§ **Action item**:
Each record must be printed again exactly as given.

§ **Supplied material**:
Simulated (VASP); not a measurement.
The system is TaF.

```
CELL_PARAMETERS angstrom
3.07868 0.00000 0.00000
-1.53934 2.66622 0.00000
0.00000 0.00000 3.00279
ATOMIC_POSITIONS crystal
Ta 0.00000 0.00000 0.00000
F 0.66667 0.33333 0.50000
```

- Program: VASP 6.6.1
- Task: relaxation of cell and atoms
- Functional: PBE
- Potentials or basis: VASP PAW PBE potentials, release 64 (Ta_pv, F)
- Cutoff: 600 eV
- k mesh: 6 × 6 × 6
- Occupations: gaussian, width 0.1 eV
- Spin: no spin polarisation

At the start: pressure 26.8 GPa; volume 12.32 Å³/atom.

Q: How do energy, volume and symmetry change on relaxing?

§ **Exercise output**:
Simulated (VASP); not a measurement.
The system is TaF.

```
CELL_PARAMETERS angstrom
3.07868 0.00000 0.00000
-1.53934 2.66622 0.00000
0.00000 0.00000 3.00279
ATOMIC_POSITIONS crystal
Ta 0.00000 0.00000 0.00000
F 0.66667 0.33333 0.50000
```

- Program: VASP 6.6.1
- Task: relaxation of cell and atoms
- Functional: PBE
- Potentials or basis: VASP PAW PBE potentials, release 64 (Ta_pv, F)
- Cutoff: 600 eV
- k mesh: 6 × 6 × 6
- Occupations: gaussian, width 0.1 eV
- Spin: no spin polarisation

At the start: pressure 26.8 GPa; volume 12.32 Å³/atom.

Q: How do energy, volume and symmetry change on relaxing?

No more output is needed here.